________________________________________
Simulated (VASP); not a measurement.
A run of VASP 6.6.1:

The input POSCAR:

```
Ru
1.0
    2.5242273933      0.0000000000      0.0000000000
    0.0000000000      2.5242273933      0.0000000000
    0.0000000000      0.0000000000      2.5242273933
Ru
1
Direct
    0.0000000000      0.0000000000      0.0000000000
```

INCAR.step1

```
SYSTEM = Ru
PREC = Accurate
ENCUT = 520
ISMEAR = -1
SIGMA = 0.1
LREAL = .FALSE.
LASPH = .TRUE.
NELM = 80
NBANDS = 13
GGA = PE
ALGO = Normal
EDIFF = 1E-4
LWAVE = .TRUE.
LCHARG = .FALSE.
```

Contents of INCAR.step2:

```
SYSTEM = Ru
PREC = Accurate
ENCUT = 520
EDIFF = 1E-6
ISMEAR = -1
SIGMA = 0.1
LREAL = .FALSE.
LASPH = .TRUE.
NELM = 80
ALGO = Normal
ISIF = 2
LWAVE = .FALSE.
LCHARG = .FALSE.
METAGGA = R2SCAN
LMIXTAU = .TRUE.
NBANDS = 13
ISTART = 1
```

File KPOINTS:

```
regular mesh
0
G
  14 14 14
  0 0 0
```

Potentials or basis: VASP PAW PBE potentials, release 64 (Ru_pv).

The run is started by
________________________________________

Work order:
Whatever appears in the listing above, write it down again exactly.

Response box:
Simulated (VASP); not a measurement.
A run of VASP 6.6.1:

The input POSCAR:

```
Ru
1.0
    2.5242273933      0.0000000000      0.0000000000
    0.0000000000      2.5242273933      0.0000000000
    0.0000000000      0.0000000000      2.5242273933
Ru
1
Direct
    0.0000000000      0.0000000000      0.0000000000
```

INCAR.step1

```
SYSTEM = Ru
PREC = Accurate
ENCUT = 520
ISMEAR = -1
SIGMA = 0.1
LREAL = .FALSE.
LASPH = .TRUE.
NELM = 80
NBANDS = 13
GGA = PE
ALGO = Normal
EDIFF = 1E-4
LWAVE = .TRUE.
LCHARG = .FALSE.
```

Contents of INCAR.step2:

```
SYSTEM = Ru
PREC = Accurate
ENCUT = 520
EDIFF = 1E-6
ISMEAR = -1
SIGMA = 0.1
LREAL = .FALSE.
LASPH = .TRUE.
NELM = 80
ALGO = Normal
ISIF = 2
LWAVE = .FALSE.
LCHARG = .FALSE.
METAGGA = R2SCAN
LMIXTAU = .TRUE.
NBANDS = 13
ISTART = 1
```

File KPOINTS:

```
regular mesh
0
G
  14 14 14
  0 0 0
```

Potentials or basis: VASP PAW PBE potentials, release 64 (Ru_pv).

The run is started by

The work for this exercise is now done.